* _SOURCE MATERIAL_
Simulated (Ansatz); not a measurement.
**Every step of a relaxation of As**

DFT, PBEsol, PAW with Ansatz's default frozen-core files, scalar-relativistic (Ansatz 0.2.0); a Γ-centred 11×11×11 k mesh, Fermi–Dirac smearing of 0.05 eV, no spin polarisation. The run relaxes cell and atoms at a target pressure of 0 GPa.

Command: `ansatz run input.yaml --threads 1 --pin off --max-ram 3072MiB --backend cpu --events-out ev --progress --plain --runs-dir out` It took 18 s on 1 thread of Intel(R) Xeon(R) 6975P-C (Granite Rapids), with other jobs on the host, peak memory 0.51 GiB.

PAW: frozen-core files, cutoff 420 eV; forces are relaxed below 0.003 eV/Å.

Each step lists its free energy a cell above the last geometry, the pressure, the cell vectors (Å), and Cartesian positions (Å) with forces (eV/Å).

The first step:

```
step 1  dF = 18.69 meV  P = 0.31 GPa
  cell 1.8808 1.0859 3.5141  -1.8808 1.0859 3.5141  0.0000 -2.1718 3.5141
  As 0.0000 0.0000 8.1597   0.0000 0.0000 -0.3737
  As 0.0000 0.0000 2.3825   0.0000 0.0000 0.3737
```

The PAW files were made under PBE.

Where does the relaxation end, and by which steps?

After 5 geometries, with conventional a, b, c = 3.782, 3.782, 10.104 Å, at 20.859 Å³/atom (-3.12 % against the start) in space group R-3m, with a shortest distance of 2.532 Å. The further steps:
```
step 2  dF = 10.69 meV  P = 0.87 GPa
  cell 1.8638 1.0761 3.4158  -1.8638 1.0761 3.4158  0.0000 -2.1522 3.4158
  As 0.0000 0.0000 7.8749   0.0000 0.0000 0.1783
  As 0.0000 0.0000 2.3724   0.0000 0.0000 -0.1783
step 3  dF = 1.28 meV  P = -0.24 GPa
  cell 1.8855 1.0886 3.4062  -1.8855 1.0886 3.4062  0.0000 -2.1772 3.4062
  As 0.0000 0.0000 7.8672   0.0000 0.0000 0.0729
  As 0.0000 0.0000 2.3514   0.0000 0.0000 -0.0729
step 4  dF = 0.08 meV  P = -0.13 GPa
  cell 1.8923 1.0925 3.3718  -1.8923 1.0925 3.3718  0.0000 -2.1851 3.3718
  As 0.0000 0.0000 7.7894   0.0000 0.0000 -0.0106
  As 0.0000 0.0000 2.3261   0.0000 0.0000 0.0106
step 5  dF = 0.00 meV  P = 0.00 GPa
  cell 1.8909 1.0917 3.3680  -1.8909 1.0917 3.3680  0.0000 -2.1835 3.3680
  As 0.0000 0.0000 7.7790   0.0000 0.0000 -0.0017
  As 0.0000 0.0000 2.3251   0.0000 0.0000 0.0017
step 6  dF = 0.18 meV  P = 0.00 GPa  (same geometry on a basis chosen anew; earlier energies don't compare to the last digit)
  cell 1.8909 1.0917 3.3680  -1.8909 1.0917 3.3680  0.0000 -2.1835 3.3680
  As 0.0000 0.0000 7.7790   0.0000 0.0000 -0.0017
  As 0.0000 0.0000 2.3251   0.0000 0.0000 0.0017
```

* _WORK ORDER_
Out of the material above, output word for word the line with "The PAW files were made under PBE.", the line with "Where does the", and all lines between them, with nothing else.

* _ANSWER AREA_
The PAW files were made under PBE.

Where does the relaxation end, and by which steps?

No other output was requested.